> **Record extracts**:
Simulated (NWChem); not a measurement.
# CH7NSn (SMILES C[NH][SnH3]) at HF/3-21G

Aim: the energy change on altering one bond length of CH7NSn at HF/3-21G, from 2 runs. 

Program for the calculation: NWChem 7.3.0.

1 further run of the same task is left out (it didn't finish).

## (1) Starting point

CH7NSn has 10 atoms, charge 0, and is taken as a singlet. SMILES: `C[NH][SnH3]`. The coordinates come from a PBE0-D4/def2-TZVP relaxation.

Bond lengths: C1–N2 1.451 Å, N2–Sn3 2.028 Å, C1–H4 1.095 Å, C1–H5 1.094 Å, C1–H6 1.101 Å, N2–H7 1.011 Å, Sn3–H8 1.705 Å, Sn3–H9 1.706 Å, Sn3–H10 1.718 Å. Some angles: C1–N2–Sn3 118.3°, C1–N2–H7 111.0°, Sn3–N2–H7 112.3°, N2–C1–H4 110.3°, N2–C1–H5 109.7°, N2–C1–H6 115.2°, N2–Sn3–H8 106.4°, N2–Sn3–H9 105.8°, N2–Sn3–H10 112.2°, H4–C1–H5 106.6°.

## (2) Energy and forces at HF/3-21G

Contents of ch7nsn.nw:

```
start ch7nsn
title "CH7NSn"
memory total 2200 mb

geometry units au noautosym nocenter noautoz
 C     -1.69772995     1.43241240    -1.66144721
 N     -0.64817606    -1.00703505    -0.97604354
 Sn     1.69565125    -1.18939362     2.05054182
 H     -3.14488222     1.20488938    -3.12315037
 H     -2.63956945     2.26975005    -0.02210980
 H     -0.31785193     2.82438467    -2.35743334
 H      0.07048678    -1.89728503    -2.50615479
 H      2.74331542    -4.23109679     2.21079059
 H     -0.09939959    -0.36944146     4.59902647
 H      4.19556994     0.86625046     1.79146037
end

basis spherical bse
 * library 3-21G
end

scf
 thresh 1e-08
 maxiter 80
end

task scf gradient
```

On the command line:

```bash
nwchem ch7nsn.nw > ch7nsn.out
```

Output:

> **Work task**: Start at the first line of the data above. Stop after the line containing "CH7NSn has 10", reproducing each line exactly and adding nothing.

> **Task result**:
Simulated (NWChem); not a measurement.
# CH7NSn (SMILES C[NH][SnH3]) at HF/3-21G

Aim: the energy change on altering one bond length of CH7NSn at HF/3-21G, from 2 runs. 

Program for the calculation: NWChem 7.3.0.

1 further run of the same task is left out (it didn't finish).

## (1) Starting point

CH7NSn has 10 atoms, charge 0, and is taken as a singlet. SMILES: `C[NH][SnH3]`. The coordinates come from a PBE0-D4/def2-TZVP relaxation.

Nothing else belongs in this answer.